Work request: Each line of the listing below must be set down exactly.

Provided information:
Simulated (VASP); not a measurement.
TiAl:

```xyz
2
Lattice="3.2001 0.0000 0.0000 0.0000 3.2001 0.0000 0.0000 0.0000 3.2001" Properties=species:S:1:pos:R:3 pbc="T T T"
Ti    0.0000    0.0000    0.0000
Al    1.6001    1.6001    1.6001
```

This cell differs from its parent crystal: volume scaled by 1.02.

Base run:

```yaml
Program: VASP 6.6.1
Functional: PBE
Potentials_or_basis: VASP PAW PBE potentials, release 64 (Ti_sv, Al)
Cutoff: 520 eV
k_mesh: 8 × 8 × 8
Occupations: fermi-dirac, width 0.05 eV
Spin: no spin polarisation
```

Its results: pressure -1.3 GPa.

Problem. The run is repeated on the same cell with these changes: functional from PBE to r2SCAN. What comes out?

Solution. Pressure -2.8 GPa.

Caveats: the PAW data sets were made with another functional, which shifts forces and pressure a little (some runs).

Task solution:
Simulated (VASP); not a measurement.
TiAl:

```xyz
2
Lattice="3.2001 0.0000 0.0000 0.0000 3.2001 0.0000 0.0000 0.0000 3.2001" Properties=species:S:1:pos:R:3 pbc="T T T"
Ti    0.0000    0.0000    0.0000
Al    1.6001    1.6001    1.6001
```

This cell differs from its parent crystal: volume scaled by 1.02.

Base run:

```yaml
Program: VASP 6.6.1
Functional: PBE
Potentials_or_basis: VASP PAW PBE potentials, release 64 (Ti_sv, Al)
Cutoff: 520 eV
k_mesh: 8 × 8 × 8
Occupations: fermi-dirac, width 0.05 eV
Spin: no spin polarisation
```

Its results: pressure -1.3 GPa.

Problem. The run is repeated on the same cell with these changes: functional from PBE to r2SCAN. What comes out?

Solution. Pressure -2.8 GPa.

Caveats: the PAW data sets were made with another functional, which shifts forces and pressure a little (some runs).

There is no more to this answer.